• [WORK ORDER]: Would you write out the entries below, every one of them, exactly?

=== GIVEN INFORMATION ===
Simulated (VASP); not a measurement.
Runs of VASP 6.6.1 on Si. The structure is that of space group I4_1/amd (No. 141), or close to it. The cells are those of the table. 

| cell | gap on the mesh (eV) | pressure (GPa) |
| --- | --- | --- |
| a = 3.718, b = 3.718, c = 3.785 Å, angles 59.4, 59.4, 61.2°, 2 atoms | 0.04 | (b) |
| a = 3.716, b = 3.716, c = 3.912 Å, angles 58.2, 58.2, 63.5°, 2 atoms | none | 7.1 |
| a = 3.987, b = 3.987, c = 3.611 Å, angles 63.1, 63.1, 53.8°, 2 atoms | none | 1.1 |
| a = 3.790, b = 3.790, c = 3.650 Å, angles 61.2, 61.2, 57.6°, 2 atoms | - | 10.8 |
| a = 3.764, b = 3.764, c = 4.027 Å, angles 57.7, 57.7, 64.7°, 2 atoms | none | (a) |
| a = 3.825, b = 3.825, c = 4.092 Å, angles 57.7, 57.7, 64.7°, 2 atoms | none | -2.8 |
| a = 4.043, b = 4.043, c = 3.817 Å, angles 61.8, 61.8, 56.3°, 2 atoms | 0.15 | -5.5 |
===

• [TASK RESPONSE]:
Simulated (VASP); not a measurement.
Runs of VASP 6.6.1 on Si. The structure is that of space group I4_1/amd (No. 141), or close to it. The cells are those of the table. 

| cell | gap on the mesh (eV) | pressure (GPa) |
| --- | --- | --- |
| a = 3.718, b = 3.718, c = 3.785 Å, angles 59.4, 59.4, 61.2°, 2 atoms | 0.04 | (b) |
| a = 3.716, b = 3.716, c = 3.912 Å, angles 58.2, 58.2, 63.5°, 2 atoms | none | 7.1 |
| a = 3.987, b = 3.987, c = 3.611 Å, angles 63.1, 63.1, 53.8°, 2 atoms | none | 1.1 |
| a = 3.790, b = 3.790, c = 3.650 Å, angles 61.2, 61.2, 57.6°, 2 atoms | - | 10.8 |
| a = 3.764, b = 3.764, c = 4.027 Å, angles 57.7, 57.7, 64.7°, 2 atoms | none | (a) |
| a = 3.825, b = 3.825, c = 4.092 Å, angles 57.7, 57.7, 64.7°, 2 atoms | none | -2.8 |
| a = 4.043, b = 4.043, c = 3.817 Å, angles 61.8, 61.8, 56.3°, 2 atoms | 0.15 | -5.5 |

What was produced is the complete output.